DATA SUPPLIED:
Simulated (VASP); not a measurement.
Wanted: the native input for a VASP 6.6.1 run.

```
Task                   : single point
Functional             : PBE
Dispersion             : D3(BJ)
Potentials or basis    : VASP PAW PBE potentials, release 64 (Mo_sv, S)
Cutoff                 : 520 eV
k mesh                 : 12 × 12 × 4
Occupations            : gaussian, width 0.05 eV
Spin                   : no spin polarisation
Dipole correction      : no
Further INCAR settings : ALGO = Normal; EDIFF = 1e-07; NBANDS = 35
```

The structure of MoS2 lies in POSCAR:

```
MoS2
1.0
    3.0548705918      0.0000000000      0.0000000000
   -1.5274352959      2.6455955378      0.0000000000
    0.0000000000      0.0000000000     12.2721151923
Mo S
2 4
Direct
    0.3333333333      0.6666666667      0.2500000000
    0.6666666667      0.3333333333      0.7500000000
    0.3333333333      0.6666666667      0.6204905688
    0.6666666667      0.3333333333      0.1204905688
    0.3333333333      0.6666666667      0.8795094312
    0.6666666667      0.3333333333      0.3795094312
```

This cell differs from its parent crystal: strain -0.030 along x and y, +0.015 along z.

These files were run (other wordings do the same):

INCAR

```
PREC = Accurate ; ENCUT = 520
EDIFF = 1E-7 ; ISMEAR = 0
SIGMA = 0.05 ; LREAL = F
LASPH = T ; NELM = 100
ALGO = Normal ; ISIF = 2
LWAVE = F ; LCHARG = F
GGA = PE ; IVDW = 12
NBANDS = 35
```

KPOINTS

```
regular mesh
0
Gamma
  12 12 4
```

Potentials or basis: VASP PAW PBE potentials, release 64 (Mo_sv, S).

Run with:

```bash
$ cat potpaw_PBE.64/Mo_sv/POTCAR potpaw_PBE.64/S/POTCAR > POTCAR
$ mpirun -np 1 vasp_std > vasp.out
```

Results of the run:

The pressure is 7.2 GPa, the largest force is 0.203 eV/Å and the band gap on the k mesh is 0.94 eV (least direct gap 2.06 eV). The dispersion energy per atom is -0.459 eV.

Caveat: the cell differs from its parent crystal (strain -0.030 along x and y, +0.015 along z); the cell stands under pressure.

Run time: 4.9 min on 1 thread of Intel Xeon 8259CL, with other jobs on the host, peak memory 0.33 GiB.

ASSIGNED TASK: The answer should contain only the lines from the first line of the entries through the line holding "Caveat: the cell", each exactly as written.

TASK RESULT:
Simulated (VASP); not a measurement.
Wanted: the native input for a VASP 6.6.1 run.

```
Task                   : single point
Functional             : PBE
Dispersion             : D3(BJ)
Potentials or basis    : VASP PAW PBE potentials, release 64 (Mo_sv, S)
Cutoff                 : 520 eV
k mesh                 : 12 × 12 × 4
Occupations            : gaussian, width 0.05 eV
Spin                   : no spin polarisation
Dipole correction      : no
Further INCAR settings : ALGO = Normal; EDIFF = 1e-07; NBANDS = 35
```

The structure of MoS2 lies in POSCAR:

```
MoS2
1.0
    3.0548705918      0.0000000000      0.0000000000
   -1.5274352959      2.6455955378      0.0000000000
    0.0000000000      0.0000000000     12.2721151923
Mo S
2 4
Direct
    0.3333333333      0.6666666667      0.2500000000
    0.6666666667      0.3333333333      0.7500000000
    0.3333333333      0.6666666667      0.6204905688
    0.6666666667      0.3333333333      0.1204905688
    0.3333333333      0.6666666667      0.8795094312
    0.6666666667      0.3333333333      0.3795094312
```

This cell differs from its parent crystal: strain -0.030 along x and y, +0.015 along z.

These files were run (other wordings do the same):

INCAR

```
PREC = Accurate ; ENCUT = 520
EDIFF = 1E-7 ; ISMEAR = 0
SIGMA = 0.05 ; LREAL = F
LASPH = T ; NELM = 100
ALGO = Normal ; ISIF = 2
LWAVE = F ; LCHARG = F
GGA = PE ; IVDW = 12
NBANDS = 35
```

KPOINTS

```
regular mesh
0
Gamma
  12 12 4
```

Potentials or basis: VASP PAW PBE potentials, release 64 (Mo_sv, S).

Run with:

```bash
$ cat potpaw_PBE.64/Mo_sv/POTCAR potpaw_PBE.64/S/POTCAR > POTCAR
$ mpirun -np 1 vasp_std > vasp.out
```

Results of the run:

The pressure is 7.2 GPa, the largest force is 0.203 eV/Å and the band gap on the k mesh is 0.94 eV (least direct gap 2.06 eV). The dispersion energy per atom is -0.459 eV.

Caveat: the cell differs from its parent crystal (strain -0.030 along x and y, +0.015 along z); the cell stands under pressure.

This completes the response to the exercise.